• **Activity**
Please copy the leading lines of the entries below exactly, concluding with the line in which "0.0 | 15.35 |" occurs.

*** Opening Data for analysis ***

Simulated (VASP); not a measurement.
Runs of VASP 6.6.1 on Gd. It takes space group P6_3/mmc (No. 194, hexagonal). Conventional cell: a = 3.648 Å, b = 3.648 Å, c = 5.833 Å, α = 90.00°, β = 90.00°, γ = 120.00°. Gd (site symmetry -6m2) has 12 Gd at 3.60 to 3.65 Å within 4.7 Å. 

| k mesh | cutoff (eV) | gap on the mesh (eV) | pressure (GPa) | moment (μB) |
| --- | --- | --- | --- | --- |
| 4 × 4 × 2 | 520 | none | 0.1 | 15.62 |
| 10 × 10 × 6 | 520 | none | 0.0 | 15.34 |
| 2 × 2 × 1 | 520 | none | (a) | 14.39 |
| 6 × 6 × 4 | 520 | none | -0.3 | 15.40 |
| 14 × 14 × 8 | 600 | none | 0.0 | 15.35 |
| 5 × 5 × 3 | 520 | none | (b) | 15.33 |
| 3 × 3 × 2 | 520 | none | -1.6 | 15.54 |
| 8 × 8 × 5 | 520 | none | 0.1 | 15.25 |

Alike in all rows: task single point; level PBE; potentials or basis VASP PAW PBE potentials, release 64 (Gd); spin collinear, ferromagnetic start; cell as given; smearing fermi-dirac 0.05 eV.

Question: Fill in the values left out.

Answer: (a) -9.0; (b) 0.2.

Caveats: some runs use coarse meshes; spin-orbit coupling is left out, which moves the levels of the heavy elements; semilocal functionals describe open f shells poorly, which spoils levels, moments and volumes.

*** Closing Data for analysis ***

• **Written solution**
Simulated (VASP); not a measurement.
Runs of VASP 6.6.1 on Gd. It takes space group P6_3/mmc (No. 194, hexagonal). Conventional cell: a = 3.648 Å, b = 3.648 Å, c = 5.833 Å, α = 90.00°, β = 90.00°, γ = 120.00°. Gd (site symmetry -6m2) has 12 Gd at 3.60 to 3.65 Å within 4.7 Å. 

| k mesh | cutoff (eV) | gap on the mesh (eV) | pressure (GPa) | moment (μB) |
| --- | --- | --- | --- | --- |
| 4 × 4 × 2 | 520 | none | 0.1 | 15.62 |
| 10 × 10 × 6 | 520 | none | 0.0 | 15.34 |
| 2 × 2 × 1 | 520 | none | (a) | 14.39 |
| 6 × 6 × 4 | 520 | none | -0.3 | 15.40 |
| 14 × 14 × 8 | 600 | none | 0.0 | 15.35 |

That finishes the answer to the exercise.